.....

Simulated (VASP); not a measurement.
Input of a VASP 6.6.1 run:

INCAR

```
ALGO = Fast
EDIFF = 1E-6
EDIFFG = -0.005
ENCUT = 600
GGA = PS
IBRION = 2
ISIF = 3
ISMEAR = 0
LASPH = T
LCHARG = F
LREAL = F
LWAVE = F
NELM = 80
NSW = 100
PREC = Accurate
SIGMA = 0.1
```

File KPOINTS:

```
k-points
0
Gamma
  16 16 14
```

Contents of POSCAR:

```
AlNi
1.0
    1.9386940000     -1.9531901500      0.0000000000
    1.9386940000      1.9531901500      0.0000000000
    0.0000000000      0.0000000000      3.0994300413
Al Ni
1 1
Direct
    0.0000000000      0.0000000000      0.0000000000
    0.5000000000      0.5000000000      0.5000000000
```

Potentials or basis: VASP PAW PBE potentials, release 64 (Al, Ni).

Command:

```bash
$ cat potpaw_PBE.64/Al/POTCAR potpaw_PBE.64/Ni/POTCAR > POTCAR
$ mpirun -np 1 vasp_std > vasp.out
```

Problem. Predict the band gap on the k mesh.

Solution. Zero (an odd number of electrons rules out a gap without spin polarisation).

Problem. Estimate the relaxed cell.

.....

* Assignment: Each line in the listing needs to be copied exactly.

* Worked solution:
Simulated (VASP); not a measurement.
Input of a VASP 6.6.1 run:

INCAR

```
ALGO = Fast
EDIFF = 1E-6
EDIFFG = -0.005
ENCUT = 600
GGA = PS
IBRION = 2
ISIF = 3
ISMEAR = 0
LASPH = T
LCHARG = F
LREAL = F
LWAVE = F
NELM = 80
NSW = 100
PREC = Accurate
SIGMA = 0.1
```

File KPOINTS:

```
k-points
0
Gamma
  16 16 14
```

Contents of POSCAR:

```
AlNi
1.0
    1.9386940000     -1.9531901500      0.0000000000
    1.9386940000      1.9531901500      0.0000000000
    0.0000000000      0.0000000000      3.0994300413
Al Ni
1 1
Direct
    0.0000000000      0.0000000000      0.0000000000
    0.5000000000      0.5000000000      0.5000000000
```

Potentials or basis: VASP PAW PBE potentials, release 64 (Al, Ni).

Command:

```bash
$ cat potpaw_PBE.64/Al/POTCAR potpaw_PBE.64/Ni/POTCAR > POTCAR
$ mpirun -np 1 vasp_std > vasp.out
```

Problem. Predict the band gap on the k mesh.

Solution. Zero (an odd number of electrons rules out a gap without spin polarisation).

Problem. Estimate the relaxed cell.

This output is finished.